▸ **Recorded information**:
BEGIN
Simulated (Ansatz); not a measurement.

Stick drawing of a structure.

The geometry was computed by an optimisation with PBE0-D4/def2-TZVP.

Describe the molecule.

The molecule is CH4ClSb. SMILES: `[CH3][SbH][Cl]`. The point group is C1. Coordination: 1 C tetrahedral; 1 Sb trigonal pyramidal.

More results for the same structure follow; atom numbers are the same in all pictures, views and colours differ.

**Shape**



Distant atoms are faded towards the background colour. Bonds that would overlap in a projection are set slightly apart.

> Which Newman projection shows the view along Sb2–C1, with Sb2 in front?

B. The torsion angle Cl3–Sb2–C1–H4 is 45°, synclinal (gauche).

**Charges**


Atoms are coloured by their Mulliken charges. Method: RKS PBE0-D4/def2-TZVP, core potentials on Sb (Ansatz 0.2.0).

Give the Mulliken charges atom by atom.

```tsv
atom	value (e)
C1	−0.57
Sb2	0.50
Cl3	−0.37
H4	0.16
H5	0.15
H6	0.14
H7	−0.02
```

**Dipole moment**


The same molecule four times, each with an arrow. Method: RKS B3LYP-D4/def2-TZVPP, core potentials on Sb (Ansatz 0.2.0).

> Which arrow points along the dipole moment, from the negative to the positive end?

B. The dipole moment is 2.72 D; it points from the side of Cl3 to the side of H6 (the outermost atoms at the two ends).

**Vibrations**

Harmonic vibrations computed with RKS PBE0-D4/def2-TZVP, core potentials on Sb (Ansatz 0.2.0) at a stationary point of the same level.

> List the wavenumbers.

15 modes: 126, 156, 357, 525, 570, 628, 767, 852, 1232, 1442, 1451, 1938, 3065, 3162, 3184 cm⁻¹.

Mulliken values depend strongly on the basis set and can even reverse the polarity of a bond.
END

▸ **Requirement**:
Once you find the line with "Describe the molecule." in the entries above, output it and each line after it up to and including the line with "3162, 3184 cm⁻¹.", and nothing else.

▸ **Written response**:
Describe the molecule.

The molecule is CH4ClSb. SMILES: `[CH3][SbH][Cl]`. The point group is C1. Coordination: 1 C tetrahedral; 1 Sb trigonal pyramidal.

More results for the same structure follow; atom numbers are the same in all pictures, views and colours differ.

**Shape**



Distant atoms are faded towards the background colour. Bonds that would overlap in a projection are set slightly apart.

> Which Newman projection shows the view along Sb2–C1, with Sb2 in front?

B. The torsion angle Cl3–Sb2–C1–H4 is 45°, synclinal (gauche).

**Charges**


Atoms are coloured by their Mulliken charges. Method: RKS PBE0-D4/def2-TZVP, core potentials on Sb (Ansatz 0.2.0).

Give the Mulliken charges atom by atom.

```tsv
atom	value (e)
C1	−0.57
Sb2	0.50
Cl3	−0.37
H4	0.16
H5	0.15
H6	0.14
H7	−0.02
```

**Dipole moment**


The same molecule four times, each with an arrow. Method: RKS B3LYP-D4/def2-TZVPP, core potentials on Sb (Ansatz 0.2.0).

> Which arrow points along the dipole moment, from the negative to the positive end?

B. The dipole moment is 2.72 D; it points from the side of Cl3 to the side of H6 (the outermost atoms at the two ends).

**Vibrations**

Harmonic vibrations computed with RKS PBE0-D4/def2-TZVP, core potentials on Sb (Ansatz 0.2.0) at a stationary point of the same level.

> List the wavenumbers.

15 modes: 126, 156, 357, 525, 570, 628, 767, 852, 1232, 1442, 1451, 1938, 3065, 3162, 3184 cm⁻¹.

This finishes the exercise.